Below this line is the material. Write out only its lines from the one containing "Method: Ansatz 0.2.0, RKS" through the one containing "Part 2: Relaxation", both kept, exactly.

• **ENTRIES SHOWN**:
┄┄┄┄┄┄┄┄┄┄┄┄┄┄┄┄┄┄┄┄

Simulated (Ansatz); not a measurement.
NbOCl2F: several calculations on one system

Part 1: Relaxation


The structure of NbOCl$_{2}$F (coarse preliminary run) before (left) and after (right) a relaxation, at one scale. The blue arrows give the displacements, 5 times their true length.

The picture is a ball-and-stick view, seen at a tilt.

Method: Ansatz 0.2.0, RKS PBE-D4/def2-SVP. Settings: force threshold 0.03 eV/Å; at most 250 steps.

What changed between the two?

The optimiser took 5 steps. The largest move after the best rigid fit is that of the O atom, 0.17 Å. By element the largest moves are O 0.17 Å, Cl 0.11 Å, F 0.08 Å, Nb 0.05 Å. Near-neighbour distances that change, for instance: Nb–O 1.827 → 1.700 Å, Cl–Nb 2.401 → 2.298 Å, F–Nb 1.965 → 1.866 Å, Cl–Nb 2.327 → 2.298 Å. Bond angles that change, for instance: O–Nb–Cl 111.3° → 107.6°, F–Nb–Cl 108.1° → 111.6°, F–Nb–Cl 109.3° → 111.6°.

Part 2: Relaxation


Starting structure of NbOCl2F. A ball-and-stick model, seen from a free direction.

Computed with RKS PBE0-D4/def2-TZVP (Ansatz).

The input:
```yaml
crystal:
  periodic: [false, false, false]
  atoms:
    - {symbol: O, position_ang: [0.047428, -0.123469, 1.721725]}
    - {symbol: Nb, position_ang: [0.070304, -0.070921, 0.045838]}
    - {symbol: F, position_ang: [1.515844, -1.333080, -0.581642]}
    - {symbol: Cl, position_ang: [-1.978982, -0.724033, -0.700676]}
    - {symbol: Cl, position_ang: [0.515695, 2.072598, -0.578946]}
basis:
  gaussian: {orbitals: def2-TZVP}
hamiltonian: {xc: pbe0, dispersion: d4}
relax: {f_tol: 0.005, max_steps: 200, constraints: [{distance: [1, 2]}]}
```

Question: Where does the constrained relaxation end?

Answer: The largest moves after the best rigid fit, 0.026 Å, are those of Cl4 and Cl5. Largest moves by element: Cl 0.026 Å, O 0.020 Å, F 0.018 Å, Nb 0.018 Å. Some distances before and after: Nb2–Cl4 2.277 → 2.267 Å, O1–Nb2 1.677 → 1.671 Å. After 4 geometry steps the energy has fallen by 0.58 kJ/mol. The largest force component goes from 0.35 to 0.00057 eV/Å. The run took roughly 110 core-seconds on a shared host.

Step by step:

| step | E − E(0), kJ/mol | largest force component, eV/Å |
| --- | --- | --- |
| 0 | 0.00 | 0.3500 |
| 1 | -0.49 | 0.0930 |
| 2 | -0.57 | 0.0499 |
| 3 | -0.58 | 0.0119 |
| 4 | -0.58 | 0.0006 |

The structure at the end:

┄┄┄┄┄┄┄┄┄┄┄┄┄┄┄┄┄┄┄┄

• **RESULT**:
Method: Ansatz 0.2.0, RKS PBE-D4/def2-SVP. Settings: force threshold 0.03 eV/Å; at most 250 steps.

What changed between the two?

The optimiser took 5 steps. The largest move after the best rigid fit is that of the O atom, 0.17 Å. By element the largest moves are O 0.17 Å, Cl 0.11 Å, F 0.08 Å, Nb 0.05 Å. Near-neighbour distances that change, for instance: Nb–O 1.827 → 1.700 Å, Cl–Nb 2.401 → 2.298 Å, F–Nb 1.965 → 1.866 Å, Cl–Nb 2.327 → 2.298 Å. Bond angles that change, for instance: O–Nb–Cl 111.3° → 107.6°, F–Nb–Cl 108.1° → 111.6°, F–Nb–Cl 109.3° → 111.6°.

Part 2: Relaxation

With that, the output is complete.